*** Supplied entries Section Begins ***

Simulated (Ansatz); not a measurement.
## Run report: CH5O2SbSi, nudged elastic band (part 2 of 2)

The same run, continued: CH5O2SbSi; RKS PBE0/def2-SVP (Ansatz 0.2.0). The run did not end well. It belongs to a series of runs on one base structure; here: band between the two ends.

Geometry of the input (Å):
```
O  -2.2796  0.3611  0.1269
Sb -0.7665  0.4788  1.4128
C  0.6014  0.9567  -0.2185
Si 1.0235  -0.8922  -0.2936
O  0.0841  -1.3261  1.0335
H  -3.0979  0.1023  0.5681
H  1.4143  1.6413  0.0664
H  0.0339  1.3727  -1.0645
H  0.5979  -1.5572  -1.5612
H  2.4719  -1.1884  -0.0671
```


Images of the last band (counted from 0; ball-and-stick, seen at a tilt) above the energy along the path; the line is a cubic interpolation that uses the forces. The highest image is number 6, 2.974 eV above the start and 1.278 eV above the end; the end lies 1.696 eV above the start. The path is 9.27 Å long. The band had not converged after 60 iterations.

*** Supplied entries Section Ends ***

For each record in the listing, output it again exactly.

▶ [Written solution]:
Simulated (Ansatz); not a measurement.
## Run report: CH5O2SbSi, nudged elastic band (part 2 of 2)

The same run, continued: CH5O2SbSi; RKS PBE0/def2-SVP (Ansatz 0.2.0). The run did not end well. It belongs to a series of runs on one base structure; here: band between the two ends.

Geometry of the input (Å):
```
O  -2.2796  0.3611  0.1269
Sb -0.7665  0.4788  1.4128
C  0.6014  0.9567  -0.2185
Si 1.0235  -0.8922  -0.2936
O  0.0841  -1.3261  1.0335
H  -3.0979  0.1023  0.5681
H  1.4143  1.6413  0.0664
H  0.0339  1.3727  -1.0645
H  0.5979  -1.5572  -1.5612
H  2.4719  -1.1884  -0.0671
```


Images of the last band (counted from 0; ball-and-stick, seen at a tilt) above the energy along the path; the line is a cubic interpolation that uses the forces. The highest image is number 6, 2.974 eV above the start and 1.278 eV above the end; the end lies 1.696 eV above the start. The path is 9.27 Å long. The band had not converged after 60 iterations.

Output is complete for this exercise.